→ Work order: When you reach the line containing "The cell was" in the data below, begin returning lines exactly as written, and stop once the line containing "Q: Where does the relaxation end?" has been returned.

→ Supplied data:
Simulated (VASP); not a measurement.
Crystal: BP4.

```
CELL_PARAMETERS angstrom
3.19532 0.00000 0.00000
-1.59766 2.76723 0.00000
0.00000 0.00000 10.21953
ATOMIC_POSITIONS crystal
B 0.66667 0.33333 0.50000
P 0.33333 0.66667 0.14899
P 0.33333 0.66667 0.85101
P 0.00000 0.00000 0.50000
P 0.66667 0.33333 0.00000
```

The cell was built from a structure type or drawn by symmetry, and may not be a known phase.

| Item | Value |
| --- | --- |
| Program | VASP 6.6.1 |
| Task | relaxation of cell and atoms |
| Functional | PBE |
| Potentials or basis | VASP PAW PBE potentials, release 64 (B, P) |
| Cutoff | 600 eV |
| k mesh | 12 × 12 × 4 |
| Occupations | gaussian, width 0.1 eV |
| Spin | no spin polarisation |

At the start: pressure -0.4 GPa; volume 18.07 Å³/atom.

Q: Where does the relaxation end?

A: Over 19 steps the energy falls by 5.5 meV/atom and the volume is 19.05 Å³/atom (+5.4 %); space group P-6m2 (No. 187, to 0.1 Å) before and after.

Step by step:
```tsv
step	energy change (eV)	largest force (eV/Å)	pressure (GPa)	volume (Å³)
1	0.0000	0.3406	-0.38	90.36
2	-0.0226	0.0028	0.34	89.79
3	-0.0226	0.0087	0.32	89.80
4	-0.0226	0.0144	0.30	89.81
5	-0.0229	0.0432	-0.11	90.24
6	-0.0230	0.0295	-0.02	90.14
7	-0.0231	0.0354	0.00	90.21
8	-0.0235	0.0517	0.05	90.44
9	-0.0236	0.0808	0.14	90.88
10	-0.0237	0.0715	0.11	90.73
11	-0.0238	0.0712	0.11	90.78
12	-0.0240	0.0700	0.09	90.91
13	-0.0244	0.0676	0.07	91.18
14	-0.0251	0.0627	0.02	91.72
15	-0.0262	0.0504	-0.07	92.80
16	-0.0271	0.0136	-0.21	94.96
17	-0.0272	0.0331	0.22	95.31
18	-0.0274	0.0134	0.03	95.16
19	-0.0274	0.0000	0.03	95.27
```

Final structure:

→ Exercise answer:
The cell was built from a structure type or drawn by symmetry, and may not be a known phase.

| Item | Value |
| --- | --- |
| Program | VASP 6.6.1 |
| Task | relaxation of cell and atoms |
| Functional | PBE |
| Potentials or basis | VASP PAW PBE potentials, release 64 (B, P) |
| Cutoff | 600 eV |
| k mesh | 12 × 12 × 4 |
| Occupations | gaussian, width 0.1 eV |
| Spin | no spin polarisation |

At the start: pressure -0.4 GPa; volume 18.07 Å³/atom.

Q: Where does the relaxation end?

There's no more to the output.